* [Work instruction]:
Take the records below and print them verbatim up to and including the line that carries "Consider the (101)".

* [Extracted information]:
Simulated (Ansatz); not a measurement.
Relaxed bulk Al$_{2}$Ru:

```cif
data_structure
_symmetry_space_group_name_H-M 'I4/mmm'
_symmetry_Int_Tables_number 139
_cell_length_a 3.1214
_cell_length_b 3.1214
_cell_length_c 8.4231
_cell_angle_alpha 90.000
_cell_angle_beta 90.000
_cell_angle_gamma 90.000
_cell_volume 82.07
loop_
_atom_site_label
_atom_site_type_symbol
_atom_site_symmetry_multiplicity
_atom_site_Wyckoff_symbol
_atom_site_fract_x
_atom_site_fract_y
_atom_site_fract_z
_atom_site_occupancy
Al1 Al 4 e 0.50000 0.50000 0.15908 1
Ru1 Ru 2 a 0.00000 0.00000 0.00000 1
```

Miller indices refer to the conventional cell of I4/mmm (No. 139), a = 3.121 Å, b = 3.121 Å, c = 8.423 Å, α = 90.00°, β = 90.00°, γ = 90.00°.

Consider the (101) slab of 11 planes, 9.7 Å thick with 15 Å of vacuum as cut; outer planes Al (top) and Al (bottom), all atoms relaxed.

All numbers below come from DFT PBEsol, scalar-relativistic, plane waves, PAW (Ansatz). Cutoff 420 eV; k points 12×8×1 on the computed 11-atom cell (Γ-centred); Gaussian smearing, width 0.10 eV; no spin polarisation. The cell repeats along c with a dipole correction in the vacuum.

* [Exercise output]:
Simulated (Ansatz); not a measurement.
Relaxed bulk Al$_{2}$Ru:

```cif
data_structure
_symmetry_space_group_name_H-M 'I4/mmm'
_symmetry_Int_Tables_number 139
_cell_length_a 3.1214
_cell_length_b 3.1214
_cell_length_c 8.4231
_cell_angle_alpha 90.000
_cell_angle_beta 90.000
_cell_angle_gamma 90.000
_cell_volume 82.07
loop_
_atom_site_label
_atom_site_type_symbol
_atom_site_symmetry_multiplicity
_atom_site_Wyckoff_symbol
_atom_site_fract_x
_atom_site_fract_y
_atom_site_fract_z
_atom_site_occupancy
Al1 Al 4 e 0.50000 0.50000 0.15908 1
Ru1 Ru 2 a 0.00000 0.00000 0.00000 1
```

Miller indices refer to the conventional cell of I4/mmm (No. 139), a = 3.121 Å, b = 3.121 Å, c = 8.423 Å, α = 90.00°, β = 90.00°, γ = 90.00°.

Consider the (101) slab of 11 planes, 9.7 Å thick with 15 Å of vacuum as cut; outer planes Al (top) and Al (bottom), all atoms relaxed.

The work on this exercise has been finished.